[Opening SOURCE MATERIAL section]

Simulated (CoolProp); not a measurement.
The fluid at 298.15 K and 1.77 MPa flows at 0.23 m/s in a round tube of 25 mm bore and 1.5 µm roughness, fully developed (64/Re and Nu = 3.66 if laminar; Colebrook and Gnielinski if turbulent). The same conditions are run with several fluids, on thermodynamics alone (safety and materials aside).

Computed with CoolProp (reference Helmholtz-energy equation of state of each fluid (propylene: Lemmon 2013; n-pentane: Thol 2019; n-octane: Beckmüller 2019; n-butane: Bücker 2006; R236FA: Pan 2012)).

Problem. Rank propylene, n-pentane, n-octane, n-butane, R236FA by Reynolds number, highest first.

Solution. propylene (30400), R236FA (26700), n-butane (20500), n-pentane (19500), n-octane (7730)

[Closing SOURCE MATERIAL section]

→ **WORK ITEM**: The entries above should be set down again exactly as they appear.

→ **EXERCISE SOLUTION**:
Simulated (CoolProp); not a measurement.
The fluid at 298.15 K and 1.77 MPa flows at 0.23 m/s in a round tube of 25 mm bore and 1.5 µm roughness, fully developed (64/Re and Nu = 3.66 if laminar; Colebrook and Gnielinski if turbulent). The same conditions are run with several fluids, on thermodynamics alone (safety and materials aside).

Computed with CoolProp (reference Helmholtz-energy equation of state of each fluid (propylene: Lemmon 2013; n-pentane: Thol 2019; n-octane: Beckmüller 2019; n-butane: Bücker 2006; R236FA: Pan 2012)).

Problem. Rank propylene, n-pentane, n-octane, n-butane, R236FA by Reynolds number, highest first.

Solution. propylene (30400), R236FA (26700), n-butane (20500), n-pentane (19500), n-octane (7730)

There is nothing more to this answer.